• Data supplied:
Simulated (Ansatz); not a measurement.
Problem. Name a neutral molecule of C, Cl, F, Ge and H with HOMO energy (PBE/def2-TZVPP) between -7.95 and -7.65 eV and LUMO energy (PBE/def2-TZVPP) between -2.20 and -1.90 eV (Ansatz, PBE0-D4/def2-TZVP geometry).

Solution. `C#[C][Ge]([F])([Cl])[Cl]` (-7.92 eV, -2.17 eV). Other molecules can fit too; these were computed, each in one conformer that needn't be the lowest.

• Action item:
Write out every line of the data again, exactly as it reads.

• Response:
Simulated (Ansatz); not a measurement.
Problem. Name a neutral molecule of C, Cl, F, Ge and H with HOMO energy (PBE/def2-TZVPP) between -7.95 and -7.65 eV and LUMO energy (PBE/def2-TZVPP) between -2.20 and -1.90 eV (Ansatz, PBE0-D4/def2-TZVP geometry).

Solution. `C#[C][Ge]([F])([Cl])[Cl]` (-7.92 eV, -2.17 eV). Other molecules can fit too; these were computed, each in one conformer that needn't be the lowest.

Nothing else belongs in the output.